- Opening Delimiter -

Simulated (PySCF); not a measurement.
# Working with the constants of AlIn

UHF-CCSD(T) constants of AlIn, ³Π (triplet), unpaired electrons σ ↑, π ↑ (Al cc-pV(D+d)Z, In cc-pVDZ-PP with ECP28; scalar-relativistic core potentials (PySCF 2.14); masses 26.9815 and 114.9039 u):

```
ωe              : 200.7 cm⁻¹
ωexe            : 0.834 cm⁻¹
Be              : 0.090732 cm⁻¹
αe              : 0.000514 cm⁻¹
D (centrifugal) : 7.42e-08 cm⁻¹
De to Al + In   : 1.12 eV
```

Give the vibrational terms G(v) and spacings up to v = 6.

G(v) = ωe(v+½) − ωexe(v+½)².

- Closing Delimiter -

Write out every line of the records exactly.

Simulated (PySCF); not a measurement.
# Working with the constants of AlIn

UHF-CCSD(T) constants of AlIn, ³Π (triplet), unpaired electrons σ ↑, π ↑ (Al cc-pV(D+d)Z, In cc-pVDZ-PP with ECP28; scalar-relativistic core potentials (PySCF 2.14); masses 26.9815 and 114.9039 u):

```
ωe              : 200.7 cm⁻¹
ωexe            : 0.834 cm⁻¹
Be              : 0.090732 cm⁻¹
αe              : 0.000514 cm⁻¹
D (centrifugal) : 7.42e-08 cm⁻¹
De to Al + In   : 1.12 eV
```

Give the vibrational terms G(v) and spacings up to v = 6.

G(v) = ωe(v+½) − ωexe(v+½)².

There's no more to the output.